*Material supplied*
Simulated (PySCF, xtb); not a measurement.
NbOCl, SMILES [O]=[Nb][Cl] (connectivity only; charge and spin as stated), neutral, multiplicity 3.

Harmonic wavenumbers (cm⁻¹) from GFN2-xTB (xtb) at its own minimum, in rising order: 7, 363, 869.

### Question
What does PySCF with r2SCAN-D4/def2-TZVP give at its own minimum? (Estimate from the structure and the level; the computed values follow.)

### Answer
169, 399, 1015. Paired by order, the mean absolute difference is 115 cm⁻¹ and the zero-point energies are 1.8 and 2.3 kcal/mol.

*Exercise*
From the records above, extract every line exactly as it stands.

*Response box*
Simulated (PySCF, xtb); not a measurement.
NbOCl, SMILES [O]=[Nb][Cl] (connectivity only; charge and spin as stated), neutral, multiplicity 3.

Harmonic wavenumbers (cm⁻¹) from GFN2-xTB (xtb) at its own minimum, in rising order: 7, 363, 869.

### Question
What does PySCF with r2SCAN-D4/def2-TZVP give at its own minimum? (Estimate from the structure and the level; the computed values follow.)

### Answer
169, 399, 1015. Paired by order, the mean absolute difference is 115 cm⁻¹ and the zero-point energies are 1.8 and 2.3 kcal/mol.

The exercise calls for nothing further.